━━━━━ Dataset ━━━━━

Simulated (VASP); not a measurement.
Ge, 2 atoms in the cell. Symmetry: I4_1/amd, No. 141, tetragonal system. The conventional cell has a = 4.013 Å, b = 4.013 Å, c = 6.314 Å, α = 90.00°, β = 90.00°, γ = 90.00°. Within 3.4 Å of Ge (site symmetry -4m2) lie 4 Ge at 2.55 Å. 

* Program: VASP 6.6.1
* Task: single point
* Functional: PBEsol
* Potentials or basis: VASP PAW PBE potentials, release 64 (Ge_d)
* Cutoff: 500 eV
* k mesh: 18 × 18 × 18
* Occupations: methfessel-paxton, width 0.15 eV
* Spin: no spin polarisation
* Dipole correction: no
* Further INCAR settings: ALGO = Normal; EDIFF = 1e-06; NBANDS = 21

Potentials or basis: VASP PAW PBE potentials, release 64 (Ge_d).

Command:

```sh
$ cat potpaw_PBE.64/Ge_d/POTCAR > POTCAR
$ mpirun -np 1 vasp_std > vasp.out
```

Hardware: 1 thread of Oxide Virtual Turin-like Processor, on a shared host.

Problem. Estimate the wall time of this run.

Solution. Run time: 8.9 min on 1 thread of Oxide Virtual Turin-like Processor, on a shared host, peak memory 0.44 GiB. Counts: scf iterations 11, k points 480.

━━━━━

#### Work task:
Return the lines above precisely as they appear, beginning at the first line and ending at the line with "Problem. Estimate the wall time of this run.", and nothing after it.

#### Task result:
Simulated (VASP); not a measurement.
Ge, 2 atoms in the cell. Symmetry: I4_1/amd, No. 141, tetragonal system. The conventional cell has a = 4.013 Å, b = 4.013 Å, c = 6.314 Å, α = 90.00°, β = 90.00°, γ = 90.00°. Within 3.4 Å of Ge (site symmetry -4m2) lie 4 Ge at 2.55 Å. 

* Program: VASP 6.6.1
* Task: single point
* Functional: PBEsol
* Potentials or basis: VASP PAW PBE potentials, release 64 (Ge_d)
* Cutoff: 500 eV
* k mesh: 18 × 18 × 18
* Occupations: methfessel-paxton, width 0.15 eV
* Spin: no spin polarisation
* Dipole correction: no
* Further INCAR settings: ALGO = Normal; EDIFF = 1e-06; NBANDS = 21

Potentials or basis: VASP PAW PBE potentials, release 64 (Ge_d).

Command:

```sh
$ cat potpaw_PBE.64/Ge_d/POTCAR > POTCAR
$ mpirun -np 1 vasp_std > vasp.out
```

Hardware: 1 thread of Oxide Virtual Turin-like Processor, on a shared host.

Problem. Estimate the wall time of this run.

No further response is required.